## ASSIGNED TASK
As soon as the line containing "Which electronic solver shows in the log?" appears in the material below, start returning lines exactly, and end with the line containing "The run converged.".

- - - - -

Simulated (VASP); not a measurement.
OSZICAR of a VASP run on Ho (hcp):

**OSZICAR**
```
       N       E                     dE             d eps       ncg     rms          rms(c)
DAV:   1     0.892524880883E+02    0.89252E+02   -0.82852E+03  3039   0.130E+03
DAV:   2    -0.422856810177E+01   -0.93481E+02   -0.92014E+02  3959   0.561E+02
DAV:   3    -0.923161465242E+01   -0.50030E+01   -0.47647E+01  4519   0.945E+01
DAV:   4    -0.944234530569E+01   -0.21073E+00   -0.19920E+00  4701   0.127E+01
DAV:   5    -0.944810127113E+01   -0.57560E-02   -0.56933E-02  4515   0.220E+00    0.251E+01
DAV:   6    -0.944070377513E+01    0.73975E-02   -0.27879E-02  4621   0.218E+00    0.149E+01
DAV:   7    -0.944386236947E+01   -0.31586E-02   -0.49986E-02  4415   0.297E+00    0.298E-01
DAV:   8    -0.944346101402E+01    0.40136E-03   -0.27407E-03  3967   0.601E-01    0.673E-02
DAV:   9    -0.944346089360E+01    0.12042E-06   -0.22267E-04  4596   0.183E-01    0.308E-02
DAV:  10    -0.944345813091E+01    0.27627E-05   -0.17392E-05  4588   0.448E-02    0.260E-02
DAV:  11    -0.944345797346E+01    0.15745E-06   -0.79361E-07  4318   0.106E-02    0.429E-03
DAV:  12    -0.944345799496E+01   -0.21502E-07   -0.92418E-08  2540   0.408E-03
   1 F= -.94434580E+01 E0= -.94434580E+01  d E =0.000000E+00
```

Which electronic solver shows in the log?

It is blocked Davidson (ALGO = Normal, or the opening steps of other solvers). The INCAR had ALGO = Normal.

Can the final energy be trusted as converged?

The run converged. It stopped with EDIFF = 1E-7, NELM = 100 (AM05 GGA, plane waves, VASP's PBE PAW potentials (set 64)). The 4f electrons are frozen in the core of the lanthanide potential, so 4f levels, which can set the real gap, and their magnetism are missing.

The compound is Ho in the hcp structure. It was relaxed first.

- - - - -

## YOUR RESPONSE
Which electronic solver shows in the log?

It is blocked Davidson (ALGO = Normal, or the opening steps of other solvers). The INCAR had ALGO = Normal.

Can the final energy be trusted as converged?

The run converged. It stopped with EDIFF = 1E-7, NELM = 100 (AM05 GGA, plane waves, VASP's PBE PAW potentials (set 64)). The 4f electrons are frozen in the core of the lanthanide potential, so 4f levels, which can set the real gap, and their magnetism are missing.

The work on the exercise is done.